### ACTIVITY
Reproduce the entries below character for character.

━━━━━ RECORDS SUPPLIED ━━━━━

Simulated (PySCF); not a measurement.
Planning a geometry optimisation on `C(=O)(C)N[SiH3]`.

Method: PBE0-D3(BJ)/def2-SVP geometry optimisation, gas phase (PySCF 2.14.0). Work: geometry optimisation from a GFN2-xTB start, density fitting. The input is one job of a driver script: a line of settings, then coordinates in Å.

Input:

━━━━━

### EXERCISE RESULT
Simulated (PySCF); not a measurement.
Planning a geometry optimisation on `C(=O)(C)N[SiH3]`.

Method: PBE0-D3(BJ)/def2-SVP geometry optimisation, gas phase (PySCF 2.14.0). Work: geometry optimisation from a GFN2-xTB start, density fitting. The input is one job of a driver script: a line of settings, then coordinates in Å.

Input:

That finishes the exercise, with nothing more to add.